Work instruction ▸ Reply with each record repeated exactly.

Excerpted records ▸
══════════════════════════════

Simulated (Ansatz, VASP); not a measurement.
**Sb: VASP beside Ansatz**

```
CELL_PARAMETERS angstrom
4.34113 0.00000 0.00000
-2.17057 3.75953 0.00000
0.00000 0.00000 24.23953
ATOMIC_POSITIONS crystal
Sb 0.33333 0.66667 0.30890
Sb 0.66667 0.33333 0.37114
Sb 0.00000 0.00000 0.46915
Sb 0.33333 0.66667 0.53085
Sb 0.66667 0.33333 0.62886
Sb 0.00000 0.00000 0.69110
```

══════════════════════════════

Written response ▸
Simulated (Ansatz, VASP); not a measurement.
**Sb: VASP beside Ansatz**

```
CELL_PARAMETERS angstrom
4.34113 0.00000 0.00000
-2.17057 3.75953 0.00000
0.00000 0.00000 24.23953
ATOMIC_POSITIONS crystal
Sb 0.33333 0.66667 0.30890
Sb 0.66667 0.33333 0.37114
Sb 0.00000 0.00000 0.46915
Sb 0.33333 0.66667 0.53085
Sb 0.66667 0.33333 0.62886
Sb 0.00000 0.00000 0.69110
```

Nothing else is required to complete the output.